The data.
----------------------------------------
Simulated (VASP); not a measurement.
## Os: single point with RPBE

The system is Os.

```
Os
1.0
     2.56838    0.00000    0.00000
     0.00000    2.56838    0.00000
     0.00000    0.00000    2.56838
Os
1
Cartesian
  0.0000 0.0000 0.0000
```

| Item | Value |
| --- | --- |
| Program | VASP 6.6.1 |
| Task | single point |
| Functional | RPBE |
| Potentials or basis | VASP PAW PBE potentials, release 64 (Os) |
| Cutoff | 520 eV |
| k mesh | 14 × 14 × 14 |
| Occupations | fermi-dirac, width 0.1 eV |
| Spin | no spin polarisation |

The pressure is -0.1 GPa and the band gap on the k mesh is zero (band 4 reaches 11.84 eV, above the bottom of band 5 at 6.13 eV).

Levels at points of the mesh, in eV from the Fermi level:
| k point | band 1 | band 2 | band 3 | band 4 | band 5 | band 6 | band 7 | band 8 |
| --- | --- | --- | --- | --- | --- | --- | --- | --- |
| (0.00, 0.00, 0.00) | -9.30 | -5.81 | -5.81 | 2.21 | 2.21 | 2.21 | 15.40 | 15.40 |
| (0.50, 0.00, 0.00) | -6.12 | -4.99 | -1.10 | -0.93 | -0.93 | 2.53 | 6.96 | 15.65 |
----------------------------------------

Work instruction. Which lines run from the one holding "Levels at points" through the one holding "15.40 | 15.40 |" in the records above? Repeat them exactly, both included, and nothing more.

Task answer.
Levels at points of the mesh, in eV from the Fermi level:
| k point | band 1 | band 2 | band 3 | band 4 | band 5 | band 6 | band 7 | band 8 |
| --- | --- | --- | --- | --- | --- | --- | --- | --- |
| (0.00, 0.00, 0.00) | -9.30 | -5.81 | -5.81 | 2.21 | 2.21 | 2.21 | 15.40 | 15.40 |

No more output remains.